▸ WORK ORDER: Please repeat only the stretch of records running from the first line through the line that contains "Task: The run".

__________________________________________________

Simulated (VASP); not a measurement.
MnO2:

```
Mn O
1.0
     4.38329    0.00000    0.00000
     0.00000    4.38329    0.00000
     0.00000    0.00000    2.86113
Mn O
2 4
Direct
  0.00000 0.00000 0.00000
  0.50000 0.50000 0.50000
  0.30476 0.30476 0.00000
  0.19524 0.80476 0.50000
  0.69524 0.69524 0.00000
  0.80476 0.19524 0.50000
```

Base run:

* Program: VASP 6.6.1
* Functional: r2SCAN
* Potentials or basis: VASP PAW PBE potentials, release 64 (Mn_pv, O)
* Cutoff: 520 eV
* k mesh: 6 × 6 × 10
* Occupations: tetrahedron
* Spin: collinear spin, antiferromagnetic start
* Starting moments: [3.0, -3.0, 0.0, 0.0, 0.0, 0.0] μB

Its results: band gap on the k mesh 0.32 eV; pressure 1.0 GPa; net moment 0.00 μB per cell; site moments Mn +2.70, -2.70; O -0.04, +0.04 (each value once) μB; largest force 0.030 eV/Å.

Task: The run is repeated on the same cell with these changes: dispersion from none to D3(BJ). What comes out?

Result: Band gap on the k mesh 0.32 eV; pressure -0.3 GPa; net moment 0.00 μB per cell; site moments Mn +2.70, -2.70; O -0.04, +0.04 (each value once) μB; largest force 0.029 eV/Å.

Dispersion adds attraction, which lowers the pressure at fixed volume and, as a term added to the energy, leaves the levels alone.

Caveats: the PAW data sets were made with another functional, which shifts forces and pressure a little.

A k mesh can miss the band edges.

__________________________________________________

▸ ANSWER SECTION:
Simulated (VASP); not a measurement.
MnO2:

```
Mn O
1.0
     4.38329    0.00000    0.00000
     0.00000    4.38329    0.00000
     0.00000    0.00000    2.86113
Mn O
2 4
Direct
  0.00000 0.00000 0.00000
  0.50000 0.50000 0.50000
  0.30476 0.30476 0.00000
  0.19524 0.80476 0.50000
  0.69524 0.69524 0.00000
  0.80476 0.19524 0.50000
```

Base run:

* Program: VASP 6.6.1
* Functional: r2SCAN
* Potentials or basis: VASP PAW PBE potentials, release 64 (Mn_pv, O)
* Cutoff: 520 eV
* k mesh: 6 × 6 × 10
* Occupations: tetrahedron
* Spin: collinear spin, antiferromagnetic start
* Starting moments: [3.0, -3.0, 0.0, 0.0, 0.0, 0.0] μB

Its results: band gap on the k mesh 0.32 eV; pressure 1.0 GPa; net moment 0.00 μB per cell; site moments Mn +2.70, -2.70; O -0.04, +0.04 (each value once) μB; largest force 0.030 eV/Å.

Task: The run is repeated on the same cell with these changes: dispersion from none to D3(BJ). What comes out?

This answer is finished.